■ **Exercise**: Starting at the line with "a crystal plane" and going on through the line with "Computed with DFT", reproduce each line in the records below exactly and nothing more.

■ **Dataset extract**:
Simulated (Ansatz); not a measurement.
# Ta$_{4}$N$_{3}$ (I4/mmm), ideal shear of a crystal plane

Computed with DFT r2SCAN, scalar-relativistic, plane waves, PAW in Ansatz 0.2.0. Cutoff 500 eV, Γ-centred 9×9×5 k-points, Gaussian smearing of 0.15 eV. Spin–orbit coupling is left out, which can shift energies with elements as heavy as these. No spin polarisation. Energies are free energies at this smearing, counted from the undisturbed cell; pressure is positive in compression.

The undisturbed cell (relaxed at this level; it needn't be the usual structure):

■ **Written answer**:
# Ta$_{4}$N$_{3}$ (I4/mmm), ideal shear of a crystal plane

Computed with DFT r2SCAN, scalar-relativistic, plane waves, PAW in Ansatz 0.2.0. Cutoff 500 eV, Γ-centred 9×9×5 k-points, Gaussian smearing of 0.15 eV. Spin–orbit coupling is left out, which can shift energies with elements as heavy as these. No spin polarisation. Energies are free energies at this smearing, counted from the undisturbed cell; pressure is positive in compression.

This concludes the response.